Every line of the records counts; transcribe each one exactly.

+++
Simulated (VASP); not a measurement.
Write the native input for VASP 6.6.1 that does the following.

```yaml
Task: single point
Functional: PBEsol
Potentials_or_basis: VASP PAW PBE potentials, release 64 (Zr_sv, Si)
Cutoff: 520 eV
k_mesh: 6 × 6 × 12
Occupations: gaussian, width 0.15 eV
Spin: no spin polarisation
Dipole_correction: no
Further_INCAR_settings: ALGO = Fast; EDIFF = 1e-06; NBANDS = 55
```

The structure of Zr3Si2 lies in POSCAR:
+++

RESPONSE -
Simulated (VASP); not a measurement.
Write the native input for VASP 6.6.1 that does the following.

```yaml
Task: single point
Functional: PBEsol
Potentials_or_basis: VASP PAW PBE potentials, release 64 (Zr_sv, Si)
Cutoff: 520 eV
k_mesh: 6 × 6 × 12
Occupations: gaussian, width 0.15 eV
Spin: no spin polarisation
Dipole_correction: no
Further_INCAR_settings: ALGO = Fast; EDIFF = 1e-06; NBANDS = 55
```

The structure of Zr3Si2 lies in POSCAR:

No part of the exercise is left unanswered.